▸ SOURCE DATA
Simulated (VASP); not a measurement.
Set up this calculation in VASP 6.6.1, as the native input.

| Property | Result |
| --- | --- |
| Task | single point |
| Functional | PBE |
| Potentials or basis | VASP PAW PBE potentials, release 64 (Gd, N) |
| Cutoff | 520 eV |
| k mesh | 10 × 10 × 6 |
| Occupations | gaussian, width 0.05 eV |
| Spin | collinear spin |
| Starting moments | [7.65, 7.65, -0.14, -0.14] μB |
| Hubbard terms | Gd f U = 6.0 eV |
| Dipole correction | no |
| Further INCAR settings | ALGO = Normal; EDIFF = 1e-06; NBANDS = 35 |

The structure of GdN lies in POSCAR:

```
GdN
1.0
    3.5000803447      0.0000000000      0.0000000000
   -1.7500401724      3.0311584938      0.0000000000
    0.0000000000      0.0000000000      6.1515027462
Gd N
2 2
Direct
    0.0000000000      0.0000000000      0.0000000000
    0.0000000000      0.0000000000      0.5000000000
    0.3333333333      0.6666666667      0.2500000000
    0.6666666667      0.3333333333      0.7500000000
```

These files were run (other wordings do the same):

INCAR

▸ WORK TASK
All lines above between those holding "single point |" and "These files were", inclusive, must be set down unchanged, and no other line may be included.

▸ WRITTEN SOLUTION
| Task | single point |
| Functional | PBE |
| Potentials or basis | VASP PAW PBE potentials, release 64 (Gd, N) |
| Cutoff | 520 eV |
| k mesh | 10 × 10 × 6 |
| Occupations | gaussian, width 0.05 eV |
| Spin | collinear spin |
| Starting moments | [7.65, 7.65, -0.14, -0.14] μB |
| Hubbard terms | Gd f U = 6.0 eV |
| Dipole correction | no |
| Further INCAR settings | ALGO = Normal; EDIFF = 1e-06; NBANDS = 35 |

The structure of GdN lies in POSCAR:

```
GdN
1.0
    3.5000803447      0.0000000000      0.0000000000
   -1.7500401724      3.0311584938      0.0000000000
    0.0000000000      0.0000000000      6.1515027462
Gd N
2 2
Direct
    0.0000000000      0.0000000000      0.0000000000
    0.0000000000      0.0000000000      0.5000000000
    0.3333333333      0.6666666667      0.2500000000
    0.6666666667      0.3333333333      0.7500000000
```

These files were run (other wordings do the same):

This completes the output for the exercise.